● Exercise
Write out the entries below once more, exactly.

** Dataset excerpts follows **
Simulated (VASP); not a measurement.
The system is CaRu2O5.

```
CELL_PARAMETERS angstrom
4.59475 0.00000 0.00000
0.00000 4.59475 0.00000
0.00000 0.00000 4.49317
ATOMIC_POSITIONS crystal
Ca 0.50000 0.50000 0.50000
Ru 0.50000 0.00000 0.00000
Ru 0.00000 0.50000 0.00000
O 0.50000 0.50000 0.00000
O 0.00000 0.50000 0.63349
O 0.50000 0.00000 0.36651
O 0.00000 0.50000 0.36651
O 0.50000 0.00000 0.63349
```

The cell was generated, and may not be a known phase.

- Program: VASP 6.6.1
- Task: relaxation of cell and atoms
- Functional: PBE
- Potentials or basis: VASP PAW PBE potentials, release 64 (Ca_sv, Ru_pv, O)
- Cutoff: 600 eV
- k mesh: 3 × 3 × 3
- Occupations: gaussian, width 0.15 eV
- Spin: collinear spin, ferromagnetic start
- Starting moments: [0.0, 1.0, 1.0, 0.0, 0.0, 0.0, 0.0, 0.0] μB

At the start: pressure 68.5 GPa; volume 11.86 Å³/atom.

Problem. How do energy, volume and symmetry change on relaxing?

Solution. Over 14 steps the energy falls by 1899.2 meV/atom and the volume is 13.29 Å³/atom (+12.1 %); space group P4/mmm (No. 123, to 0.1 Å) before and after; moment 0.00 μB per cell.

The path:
** End of Dataset excerpts **

● Answer area
Simulated (VASP); not a measurement.
The system is CaRu2O5.

```
CELL_PARAMETERS angstrom
4.59475 0.00000 0.00000
0.00000 4.59475 0.00000
0.00000 0.00000 4.49317
ATOMIC_POSITIONS crystal
Ca 0.50000 0.50000 0.50000
Ru 0.50000 0.00000 0.00000
Ru 0.00000 0.50000 0.00000
O 0.50000 0.50000 0.00000
O 0.00000 0.50000 0.63349
O 0.50000 0.00000 0.36651
O 0.00000 0.50000 0.36651
O 0.50000 0.00000 0.63349
```

The cell was generated, and may not be a known phase.

- Program: VASP 6.6.1
- Task: relaxation of cell and atoms
- Functional: PBE
- Potentials or basis: VASP PAW PBE potentials, release 64 (Ca_sv, Ru_pv, O)
- Cutoff: 600 eV
- k mesh: 3 × 3 × 3
- Occupations: gaussian, width 0.15 eV
- Spin: collinear spin, ferromagnetic start
- Starting moments: [0.0, 1.0, 1.0, 0.0, 0.0, 0.0, 0.0, 0.0] μB

At the start: pressure 68.5 GPa; volume 11.86 Å³/atom.

Problem. How do energy, volume and symmetry change on relaxing?

Solution. Over 14 steps the energy falls by 1899.2 meV/atom and the volume is 13.29 Å³/atom (+12.1 %); space group P4/mmm (No. 123, to 0.1 Å) before and after; moment 0.00 μB per cell.

The path:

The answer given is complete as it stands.